* [Assignment]:
Lines from the line with "Question: Does the" to the line with "Computed valence pseudo-density, electron" in the entries below, and only those, must be output exactly, with both ends included.

──────── Record excerpts

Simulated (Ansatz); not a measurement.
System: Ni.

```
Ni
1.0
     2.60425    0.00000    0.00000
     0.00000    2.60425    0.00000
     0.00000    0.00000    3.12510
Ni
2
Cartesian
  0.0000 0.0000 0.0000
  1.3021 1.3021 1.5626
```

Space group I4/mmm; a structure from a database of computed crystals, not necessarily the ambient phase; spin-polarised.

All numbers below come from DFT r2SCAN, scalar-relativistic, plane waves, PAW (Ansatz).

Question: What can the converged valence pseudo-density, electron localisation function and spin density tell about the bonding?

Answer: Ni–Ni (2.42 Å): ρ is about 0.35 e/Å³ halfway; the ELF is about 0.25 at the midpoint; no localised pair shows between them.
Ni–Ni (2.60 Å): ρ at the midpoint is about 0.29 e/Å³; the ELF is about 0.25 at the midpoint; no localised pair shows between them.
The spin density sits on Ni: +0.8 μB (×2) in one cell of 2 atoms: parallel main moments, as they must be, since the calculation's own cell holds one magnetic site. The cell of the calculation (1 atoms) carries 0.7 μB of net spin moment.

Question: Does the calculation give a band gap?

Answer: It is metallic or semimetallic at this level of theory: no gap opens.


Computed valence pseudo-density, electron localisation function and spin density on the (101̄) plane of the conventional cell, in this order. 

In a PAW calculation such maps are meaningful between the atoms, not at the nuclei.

────────────────

* [Answer box]:
Question: Does the calculation give a band gap?

Answer: It is metallic or semimetallic at this level of theory: no gap opens.


Computed valence pseudo-density, electron localisation function and spin density on the (101̄) plane of the conventional cell, in this order. 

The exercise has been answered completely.